* [ACTION ITEM]:
The data that follows should be copied out exactly.

* [EXTRACTED ENTRIES]:
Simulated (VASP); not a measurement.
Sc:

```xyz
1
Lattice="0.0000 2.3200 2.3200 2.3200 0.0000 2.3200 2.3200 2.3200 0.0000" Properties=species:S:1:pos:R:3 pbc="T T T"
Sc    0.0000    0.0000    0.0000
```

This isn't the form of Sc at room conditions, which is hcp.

* [TASK RESPONSE]:
Simulated (VASP); not a measurement.
Sc:

```xyz
1
Lattice="0.0000 2.3200 2.3200 2.3200 0.0000 2.3200 2.3200 2.3200 0.0000" Properties=species:S:1:pos:R:3 pbc="T T T"
Sc    0.0000    0.0000    0.0000
```

This isn't the form of Sc at room conditions, which is hcp.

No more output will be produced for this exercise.